________

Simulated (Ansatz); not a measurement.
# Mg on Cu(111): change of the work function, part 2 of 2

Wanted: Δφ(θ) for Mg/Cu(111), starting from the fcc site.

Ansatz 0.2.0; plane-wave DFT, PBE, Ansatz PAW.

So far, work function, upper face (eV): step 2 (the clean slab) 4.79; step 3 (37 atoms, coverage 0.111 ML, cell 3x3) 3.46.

________

*Requirement*. From the first entry to the last, reproduce everything precisely.

*Exercise answer*.
Simulated (Ansatz); not a measurement.
# Mg on Cu(111): change of the work function, part 2 of 2

Wanted: Δφ(θ) for Mg/Cu(111), starting from the fcc site.

Ansatz 0.2.0; plane-wave DFT, PBE, Ansatz PAW.

So far, work function, upper face (eV): step 2 (the clean slab) 4.79; step 3 (37 atoms, coverage 0.111 ML, cell 3x3) 3.46.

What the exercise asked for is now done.